Your task is to quote the listing below exactly, beginning with its first line and ending on the line bearing "Answer: 3.60 eV, indirect".

## Entries provided
■ ■ ■ ■ ■ ■ ■
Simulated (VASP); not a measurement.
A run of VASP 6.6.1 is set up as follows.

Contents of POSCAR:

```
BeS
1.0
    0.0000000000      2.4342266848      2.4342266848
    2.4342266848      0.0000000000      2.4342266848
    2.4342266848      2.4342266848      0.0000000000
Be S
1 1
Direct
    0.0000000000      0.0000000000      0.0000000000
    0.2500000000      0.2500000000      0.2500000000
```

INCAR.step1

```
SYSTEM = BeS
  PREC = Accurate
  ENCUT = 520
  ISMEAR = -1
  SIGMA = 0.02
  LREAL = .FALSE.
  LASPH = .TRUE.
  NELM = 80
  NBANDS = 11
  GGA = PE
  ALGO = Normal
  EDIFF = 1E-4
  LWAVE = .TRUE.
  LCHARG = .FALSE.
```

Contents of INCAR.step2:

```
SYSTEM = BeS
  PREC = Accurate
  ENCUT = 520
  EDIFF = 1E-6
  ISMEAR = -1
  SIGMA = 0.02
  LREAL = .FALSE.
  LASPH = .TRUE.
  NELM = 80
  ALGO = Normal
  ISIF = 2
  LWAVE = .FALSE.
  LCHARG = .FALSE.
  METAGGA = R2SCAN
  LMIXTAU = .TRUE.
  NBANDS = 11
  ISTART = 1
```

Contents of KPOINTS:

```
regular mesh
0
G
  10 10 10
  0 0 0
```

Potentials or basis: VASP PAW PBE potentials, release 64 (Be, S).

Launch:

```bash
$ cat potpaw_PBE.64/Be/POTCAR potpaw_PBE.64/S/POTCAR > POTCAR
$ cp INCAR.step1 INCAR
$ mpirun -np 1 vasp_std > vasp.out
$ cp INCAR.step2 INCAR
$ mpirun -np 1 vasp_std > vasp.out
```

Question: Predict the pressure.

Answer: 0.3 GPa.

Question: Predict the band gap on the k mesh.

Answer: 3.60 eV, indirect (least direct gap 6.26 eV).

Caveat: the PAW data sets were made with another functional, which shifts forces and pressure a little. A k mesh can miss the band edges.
■ ■ ■ ■ ■ ■ ■

## Worked solution
Simulated (VASP); not a measurement.
A run of VASP 6.6.1 is set up as follows.

Contents of POSCAR:

```
BeS
1.0
    0.0000000000      2.4342266848      2.4342266848
    2.4342266848      0.0000000000      2.4342266848
    2.4342266848      2.4342266848      0.0000000000
Be S
1 1
Direct
    0.0000000000      0.0000000000      0.0000000000
    0.2500000000      0.2500000000      0.2500000000
```

INCAR.step1

```
SYSTEM = BeS
  PREC = Accurate
  ENCUT = 520
  ISMEAR = -1
  SIGMA = 0.02
  LREAL = .FALSE.
  LASPH = .TRUE.
  NELM = 80
  NBANDS = 11
  GGA = PE
  ALGO = Normal
  EDIFF = 1E-4
  LWAVE = .TRUE.
  LCHARG = .FALSE.
```

Contents of INCAR.step2:

```
SYSTEM = BeS
  PREC = Accurate
  ENCUT = 520
  EDIFF = 1E-6
  ISMEAR = -1
  SIGMA = 0.02
  LREAL = .FALSE.
  LASPH = .TRUE.
  NELM = 80
  ALGO = Normal
  ISIF = 2
  LWAVE = .FALSE.
  LCHARG = .FALSE.
  METAGGA = R2SCAN
  LMIXTAU = .TRUE.
  NBANDS = 11
  ISTART = 1
```

Contents of KPOINTS:

```
regular mesh
0
G
  10 10 10
  0 0 0
```

Potentials or basis: VASP PAW PBE potentials, release 64 (Be, S).

Launch:

```bash
$ cat potpaw_PBE.64/Be/POTCAR potpaw_PBE.64/S/POTCAR > POTCAR
$ cp INCAR.step1 INCAR
$ mpirun -np 1 vasp_std > vasp.out
$ cp INCAR.step2 INCAR
$ mpirun -np 1 vasp_std > vasp.out
```

Question: Predict the pressure.

Answer: 0.3 GPa.

Question: Predict the band gap on the k mesh.

Answer: 3.60 eV, indirect (least direct gap 6.26 eV).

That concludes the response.